**Data extracts:**
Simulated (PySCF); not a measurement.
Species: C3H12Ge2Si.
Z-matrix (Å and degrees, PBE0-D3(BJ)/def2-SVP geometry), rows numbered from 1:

**Exercise:**
Repeat each entry exactly.

**Solution:**
Simulated (PySCF); not a measurement.
Species: C3H12Ge2Si.
Z-matrix (Å and degrees, PBE0-D3(BJ)/def2-SVP geometry), rows numbered from 1:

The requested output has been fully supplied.